Required action >> Reproduce the listing that follows, unchanged and complete.

Provided records >>
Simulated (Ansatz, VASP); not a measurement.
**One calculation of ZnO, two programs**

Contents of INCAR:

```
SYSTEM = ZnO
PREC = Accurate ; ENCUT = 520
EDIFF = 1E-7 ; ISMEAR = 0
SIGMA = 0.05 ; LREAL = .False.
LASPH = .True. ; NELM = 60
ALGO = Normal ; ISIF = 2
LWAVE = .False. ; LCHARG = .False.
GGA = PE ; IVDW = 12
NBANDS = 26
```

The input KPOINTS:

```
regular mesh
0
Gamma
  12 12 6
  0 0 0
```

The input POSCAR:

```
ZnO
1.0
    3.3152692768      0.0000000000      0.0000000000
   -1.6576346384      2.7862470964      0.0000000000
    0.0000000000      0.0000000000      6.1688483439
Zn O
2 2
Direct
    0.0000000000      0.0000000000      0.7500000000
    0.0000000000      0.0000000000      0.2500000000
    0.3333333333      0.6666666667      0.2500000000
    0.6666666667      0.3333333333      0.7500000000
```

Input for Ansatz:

Reply >>
Simulated (Ansatz, VASP); not a measurement.
**One calculation of ZnO, two programs**

Contents of INCAR:

```
SYSTEM = ZnO
PREC = Accurate ; ENCUT = 520
EDIFF = 1E-7 ; ISMEAR = 0
SIGMA = 0.05 ; LREAL = .False.
LASPH = .True. ; NELM = 60
ALGO = Normal ; ISIF = 2
LWAVE = .False. ; LCHARG = .False.
GGA = PE ; IVDW = 12
NBANDS = 26
```

The input KPOINTS:

```
regular mesh
0
Gamma
  12 12 6
  0 0 0
```

The input POSCAR:

```
ZnO
1.0
    3.3152692768      0.0000000000      0.0000000000
   -1.6576346384      2.7862470964      0.0000000000
    0.0000000000      0.0000000000      6.1688483439
Zn O
2 2
Direct
    0.0000000000      0.0000000000      0.7500000000
    0.0000000000      0.0000000000      0.2500000000
    0.3333333333      0.6666666667      0.2500000000
    0.6666666667      0.3333333333      0.7500000000
```

Input for Ansatz:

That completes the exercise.